Work request: Output the entries below so that they read exactly as they do now.

Extracted records:
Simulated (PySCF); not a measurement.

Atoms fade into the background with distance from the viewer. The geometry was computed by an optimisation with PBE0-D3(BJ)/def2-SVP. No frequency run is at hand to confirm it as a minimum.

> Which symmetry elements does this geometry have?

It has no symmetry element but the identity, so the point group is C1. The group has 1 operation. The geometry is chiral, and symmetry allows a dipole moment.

Task output:
Simulated (PySCF); not a measurement.

Atoms fade into the background with distance from the viewer. The geometry was computed by an optimisation with PBE0-D3(BJ)/def2-SVP. No frequency run is at hand to confirm it as a minimum.

> Which symmetry elements does this geometry have?

It has no symmetry element but the identity, so the point group is C1. The group has 1 operation. The geometry is chiral, and symmetry allows a dipole moment.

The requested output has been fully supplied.